# Work order
Copy out, word for word, the lines from the start of the data below through the line containing "Question: What happened in the run?", and no others.

# Data excerpts
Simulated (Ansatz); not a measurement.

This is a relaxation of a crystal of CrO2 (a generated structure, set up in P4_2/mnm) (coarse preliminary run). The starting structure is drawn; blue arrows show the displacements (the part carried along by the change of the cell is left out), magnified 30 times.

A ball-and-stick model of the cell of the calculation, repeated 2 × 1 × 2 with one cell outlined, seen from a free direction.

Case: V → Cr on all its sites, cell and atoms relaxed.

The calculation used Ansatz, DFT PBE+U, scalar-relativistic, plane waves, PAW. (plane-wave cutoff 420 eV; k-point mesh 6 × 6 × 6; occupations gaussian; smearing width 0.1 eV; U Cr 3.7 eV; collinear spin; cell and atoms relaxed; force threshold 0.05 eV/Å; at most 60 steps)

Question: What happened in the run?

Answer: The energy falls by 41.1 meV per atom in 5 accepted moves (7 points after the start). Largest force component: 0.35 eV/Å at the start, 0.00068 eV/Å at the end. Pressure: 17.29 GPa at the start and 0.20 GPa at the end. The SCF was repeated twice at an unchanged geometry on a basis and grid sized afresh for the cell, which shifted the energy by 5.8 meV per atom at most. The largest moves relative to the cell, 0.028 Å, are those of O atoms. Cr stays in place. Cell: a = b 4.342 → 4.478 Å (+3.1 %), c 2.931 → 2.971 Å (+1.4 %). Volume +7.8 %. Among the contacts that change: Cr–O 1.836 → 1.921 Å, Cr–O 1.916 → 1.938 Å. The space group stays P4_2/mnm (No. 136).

# Solution
Simulated (Ansatz); not a measurement.

This is a relaxation of a crystal of CrO2 (a generated structure, set up in P4_2/mnm) (coarse preliminary run). The starting structure is drawn; blue arrows show the displacements (the part carried along by the change of the cell is left out), magnified 30 times.

A ball-and-stick model of the cell of the calculation, repeated 2 × 1 × 2 with one cell outlined, seen from a free direction.

Case: V → Cr on all its sites, cell and atoms relaxed.

The calculation used Ansatz, DFT PBE+U, scalar-relativistic, plane waves, PAW. (plane-wave cutoff 420 eV; k-point mesh 6 × 6 × 6; occupations gaussian; smearing width 0.1 eV; U Cr 3.7 eV; collinear spin; cell and atoms relaxed; force threshold 0.05 eV/Å; at most 60 steps)

Question: What happened in the run?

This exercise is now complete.